Given records ::
--------------------------------------------------

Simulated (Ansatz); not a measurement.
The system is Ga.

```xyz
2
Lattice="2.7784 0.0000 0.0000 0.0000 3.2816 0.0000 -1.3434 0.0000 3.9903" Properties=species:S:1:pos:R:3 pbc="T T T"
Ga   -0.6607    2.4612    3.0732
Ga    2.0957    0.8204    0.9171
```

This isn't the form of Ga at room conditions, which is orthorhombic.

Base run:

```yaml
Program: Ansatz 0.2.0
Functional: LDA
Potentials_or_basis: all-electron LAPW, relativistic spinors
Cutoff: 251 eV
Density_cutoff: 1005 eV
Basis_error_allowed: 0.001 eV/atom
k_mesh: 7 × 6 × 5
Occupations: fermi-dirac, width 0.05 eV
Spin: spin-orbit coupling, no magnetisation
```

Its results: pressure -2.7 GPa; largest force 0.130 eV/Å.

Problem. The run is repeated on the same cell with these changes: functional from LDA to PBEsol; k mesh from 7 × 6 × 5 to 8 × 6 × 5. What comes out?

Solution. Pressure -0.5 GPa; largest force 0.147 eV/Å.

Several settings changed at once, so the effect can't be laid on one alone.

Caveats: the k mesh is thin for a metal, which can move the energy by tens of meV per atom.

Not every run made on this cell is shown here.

--------------------------------------------------

Assignment :: Print only these lines, please. They run from the start of the entries above to the line containing "Caveats: the k", both ends included, and must match exactly.

Written solution ::
Simulated (Ansatz); not a measurement.
The system is Ga.

```xyz
2
Lattice="2.7784 0.0000 0.0000 0.0000 3.2816 0.0000 -1.3434 0.0000 3.9903" Properties=species:S:1:pos:R:3 pbc="T T T"
Ga   -0.6607    2.4612    3.0732
Ga    2.0957    0.8204    0.9171
```

This isn't the form of Ga at room conditions, which is orthorhombic.

Base run:

```yaml
Program: Ansatz 0.2.0
Functional: LDA
Potentials_or_basis: all-electron LAPW, relativistic spinors
Cutoff: 251 eV
Density_cutoff: 1005 eV
Basis_error_allowed: 0.001 eV/atom
k_mesh: 7 × 6 × 5
Occupations: fermi-dirac, width 0.05 eV
Spin: spin-orbit coupling, no magnetisation
```

Its results: pressure -2.7 GPa; largest force 0.130 eV/Å.

Problem. The run is repeated on the same cell with these changes: functional from LDA to PBEsol; k mesh from 7 × 6 × 5 to 8 × 6 × 5. What comes out?

Solution. Pressure -0.5 GPa; largest force 0.147 eV/Å.

Several settings changed at once, so the effect can't be laid on one alone.

Caveats: the k mesh is thin for a metal, which can move the energy by tens of meV per atom.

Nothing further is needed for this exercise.